Work instruction: From the first line of the data below, repeat each line exactly until you reach the line with "Inside a calculation."; include that line too.

::::

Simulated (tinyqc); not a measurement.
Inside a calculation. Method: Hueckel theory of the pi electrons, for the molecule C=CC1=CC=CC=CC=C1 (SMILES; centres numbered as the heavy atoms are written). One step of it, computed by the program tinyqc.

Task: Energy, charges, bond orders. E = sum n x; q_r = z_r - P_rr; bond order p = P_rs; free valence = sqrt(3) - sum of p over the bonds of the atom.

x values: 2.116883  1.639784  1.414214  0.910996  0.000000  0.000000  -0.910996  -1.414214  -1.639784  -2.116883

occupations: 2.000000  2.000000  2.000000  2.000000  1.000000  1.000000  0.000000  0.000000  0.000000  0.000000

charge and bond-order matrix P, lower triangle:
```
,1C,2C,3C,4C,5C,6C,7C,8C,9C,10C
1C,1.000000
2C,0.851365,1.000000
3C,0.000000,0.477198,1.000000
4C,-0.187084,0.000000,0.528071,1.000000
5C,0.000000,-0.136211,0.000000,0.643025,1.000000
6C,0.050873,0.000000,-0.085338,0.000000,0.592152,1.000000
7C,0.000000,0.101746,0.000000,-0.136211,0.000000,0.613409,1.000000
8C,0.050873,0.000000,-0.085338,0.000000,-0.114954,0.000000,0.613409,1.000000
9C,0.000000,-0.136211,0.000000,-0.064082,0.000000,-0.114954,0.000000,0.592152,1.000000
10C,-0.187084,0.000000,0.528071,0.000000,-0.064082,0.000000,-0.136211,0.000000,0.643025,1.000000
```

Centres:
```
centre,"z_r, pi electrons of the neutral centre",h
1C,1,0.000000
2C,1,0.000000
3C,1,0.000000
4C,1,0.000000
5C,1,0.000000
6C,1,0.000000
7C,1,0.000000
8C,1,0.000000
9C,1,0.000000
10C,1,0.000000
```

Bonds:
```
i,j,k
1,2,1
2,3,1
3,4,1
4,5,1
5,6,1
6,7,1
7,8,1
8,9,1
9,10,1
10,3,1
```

::::

Your response:
Simulated (tinyqc); not a measurement.
Inside a calculation. Method: Hueckel theory of the pi electrons, for the molecule C=CC1=CC=CC=CC=C1 (SMILES; centres numbered as the heavy atoms are written). One step of it, computed by the program tinyqc.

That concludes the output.